-------- Records shown --------

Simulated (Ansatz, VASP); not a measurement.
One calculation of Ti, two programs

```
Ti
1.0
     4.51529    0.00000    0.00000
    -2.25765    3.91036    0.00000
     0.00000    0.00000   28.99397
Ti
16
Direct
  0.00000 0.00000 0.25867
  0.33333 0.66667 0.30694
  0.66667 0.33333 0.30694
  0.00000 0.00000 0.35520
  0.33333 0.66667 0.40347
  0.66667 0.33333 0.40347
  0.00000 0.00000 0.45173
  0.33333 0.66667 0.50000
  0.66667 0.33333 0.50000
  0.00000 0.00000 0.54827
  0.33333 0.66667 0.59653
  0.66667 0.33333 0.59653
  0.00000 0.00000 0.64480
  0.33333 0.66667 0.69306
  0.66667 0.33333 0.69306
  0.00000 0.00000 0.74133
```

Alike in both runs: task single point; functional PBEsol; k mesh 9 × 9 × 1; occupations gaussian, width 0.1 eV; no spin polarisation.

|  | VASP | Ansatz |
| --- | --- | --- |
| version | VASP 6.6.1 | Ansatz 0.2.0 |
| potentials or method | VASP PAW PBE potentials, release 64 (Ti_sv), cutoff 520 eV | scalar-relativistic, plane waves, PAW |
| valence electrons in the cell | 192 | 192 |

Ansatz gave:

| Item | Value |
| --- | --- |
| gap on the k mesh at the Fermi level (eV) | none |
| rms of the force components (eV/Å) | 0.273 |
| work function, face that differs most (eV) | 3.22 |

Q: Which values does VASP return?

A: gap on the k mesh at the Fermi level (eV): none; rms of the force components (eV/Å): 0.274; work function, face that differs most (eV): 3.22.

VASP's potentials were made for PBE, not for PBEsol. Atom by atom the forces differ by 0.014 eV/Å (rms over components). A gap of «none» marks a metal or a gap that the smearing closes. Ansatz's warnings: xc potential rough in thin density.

--------

▸ Work item: Within the listing above, give again exactly every line from the line with "Item | Value |" through the line with "A: gap on the", both included, and no other line.

▸ Written solution:
| Item | Value |
| --- | --- |
| gap on the k mesh at the Fermi level (eV) | none |
| rms of the force components (eV/Å) | 0.273 |
| work function, face that differs most (eV) | 3.22 |

Q: Which values does VASP return?

A: gap on the k mesh at the Fermi level (eV): none; rms of the force components (eV/Å): 0.274; work function, face that differs most (eV): 3.22.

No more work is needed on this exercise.